BRIEF:
The lines from the first line of the entries through the line containing "This point took" are to be repeated exactly, with both of those lines included.

######

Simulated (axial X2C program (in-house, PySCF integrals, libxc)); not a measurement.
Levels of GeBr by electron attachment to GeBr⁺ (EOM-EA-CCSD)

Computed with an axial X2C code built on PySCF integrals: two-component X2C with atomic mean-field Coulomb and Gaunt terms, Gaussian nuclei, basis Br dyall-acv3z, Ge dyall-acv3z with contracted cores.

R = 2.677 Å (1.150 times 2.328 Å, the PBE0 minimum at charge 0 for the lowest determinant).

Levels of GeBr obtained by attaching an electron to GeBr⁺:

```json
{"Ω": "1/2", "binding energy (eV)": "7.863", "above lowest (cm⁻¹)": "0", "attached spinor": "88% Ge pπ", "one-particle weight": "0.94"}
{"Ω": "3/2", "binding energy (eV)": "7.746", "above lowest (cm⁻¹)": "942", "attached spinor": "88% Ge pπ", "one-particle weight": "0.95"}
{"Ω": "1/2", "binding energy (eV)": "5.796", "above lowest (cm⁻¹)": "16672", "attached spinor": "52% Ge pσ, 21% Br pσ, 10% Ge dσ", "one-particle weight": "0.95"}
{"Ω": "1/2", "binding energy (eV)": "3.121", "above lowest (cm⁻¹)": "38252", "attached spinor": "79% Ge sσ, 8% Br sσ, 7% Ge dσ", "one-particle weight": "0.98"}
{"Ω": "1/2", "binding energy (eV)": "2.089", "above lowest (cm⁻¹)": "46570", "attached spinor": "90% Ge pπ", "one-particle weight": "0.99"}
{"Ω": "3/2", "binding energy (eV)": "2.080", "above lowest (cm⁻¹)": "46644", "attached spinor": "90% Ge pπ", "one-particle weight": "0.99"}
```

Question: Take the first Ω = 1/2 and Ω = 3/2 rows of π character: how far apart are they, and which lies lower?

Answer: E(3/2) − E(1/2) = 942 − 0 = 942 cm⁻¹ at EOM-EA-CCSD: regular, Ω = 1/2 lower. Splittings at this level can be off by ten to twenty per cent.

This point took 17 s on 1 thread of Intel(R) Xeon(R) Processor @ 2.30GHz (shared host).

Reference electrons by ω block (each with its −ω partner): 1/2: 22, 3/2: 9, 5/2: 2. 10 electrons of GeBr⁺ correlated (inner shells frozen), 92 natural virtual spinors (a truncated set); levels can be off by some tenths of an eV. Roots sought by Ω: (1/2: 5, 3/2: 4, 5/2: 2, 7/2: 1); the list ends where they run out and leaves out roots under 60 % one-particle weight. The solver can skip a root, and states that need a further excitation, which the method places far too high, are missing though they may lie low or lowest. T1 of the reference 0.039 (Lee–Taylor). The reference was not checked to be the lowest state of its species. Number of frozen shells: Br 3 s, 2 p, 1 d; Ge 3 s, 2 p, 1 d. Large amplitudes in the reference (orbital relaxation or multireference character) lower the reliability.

######

TASK ANSWER:
Simulated (axial X2C program (in-house, PySCF integrals, libxc)); not a measurement.
Levels of GeBr by electron attachment to GeBr⁺ (EOM-EA-CCSD)

Computed with an axial X2C code built on PySCF integrals: two-component X2C with atomic mean-field Coulomb and Gaunt terms, Gaussian nuclei, basis Br dyall-acv3z, Ge dyall-acv3z with contracted cores.

R = 2.677 Å (1.150 times 2.328 Å, the PBE0 minimum at charge 0 for the lowest determinant).

Levels of GeBr obtained by attaching an electron to GeBr⁺:

```json
{"Ω": "1/2", "binding energy (eV)": "7.863", "above lowest (cm⁻¹)": "0", "attached spinor": "88% Ge pπ", "one-particle weight": "0.94"}
{"Ω": "3/2", "binding energy (eV)": "7.746", "above lowest (cm⁻¹)": "942", "attached spinor": "88% Ge pπ", "one-particle weight": "0.95"}
{"Ω": "1/2", "binding energy (eV)": "5.796", "above lowest (cm⁻¹)": "16672", "attached spinor": "52% Ge pσ, 21% Br pσ, 10% Ge dσ", "one-particle weight": "0.95"}
{"Ω": "1/2", "binding energy (eV)": "3.121", "above lowest (cm⁻¹)": "38252", "attached spinor": "79% Ge sσ, 8% Br sσ, 7% Ge dσ", "one-particle weight": "0.98"}
{"Ω": "1/2", "binding energy (eV)": "2.089", "above lowest (cm⁻¹)": "46570", "attached spinor": "90% Ge pπ", "one-particle weight": "0.99"}
{"Ω": "3/2", "binding energy (eV)": "2.080", "above lowest (cm⁻¹)": "46644", "attached spinor": "90% Ge pπ", "one-particle weight": "0.99"}
```

Question: Take the first Ω = 1/2 and Ω = 3/2 rows of π character: how far apart are they, and which lies lower?

Answer: E(3/2) − E(1/2) = 942 − 0 = 942 cm⁻¹ at EOM-EA-CCSD: regular, Ω = 1/2 lower. Splittings at this level can be off by ten to twenty per cent.

This point took 17 s on 1 thread of Intel(R) Xeon(R) Processor @ 2.30GHz (shared host).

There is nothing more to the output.